§ Source material:
===============
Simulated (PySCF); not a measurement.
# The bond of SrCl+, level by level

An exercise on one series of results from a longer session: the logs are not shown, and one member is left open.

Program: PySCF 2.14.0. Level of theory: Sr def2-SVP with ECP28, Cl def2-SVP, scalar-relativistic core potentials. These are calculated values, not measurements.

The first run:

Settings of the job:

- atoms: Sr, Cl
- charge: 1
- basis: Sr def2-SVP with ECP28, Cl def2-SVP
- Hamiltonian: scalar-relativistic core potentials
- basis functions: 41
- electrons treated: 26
===============

§ Work item: The full data must appear again, retyped in every detail.

§ Exercise result:
Simulated (PySCF); not a measurement.
# The bond of SrCl+, level by level

An exercise on one series of results from a longer session: the logs are not shown, and one member is left open.

Program: PySCF 2.14.0. Level of theory: Sr def2-SVP with ECP28, Cl def2-SVP, scalar-relativistic core potentials. These are calculated values, not measurements.

The first run:

Settings of the job:

- atoms: Sr, Cl
- charge: 1
- basis: Sr def2-SVP with ECP28, Cl def2-SVP
- Hamiltonian: scalar-relativistic core potentials
- basis functions: 41
- electrons treated: 26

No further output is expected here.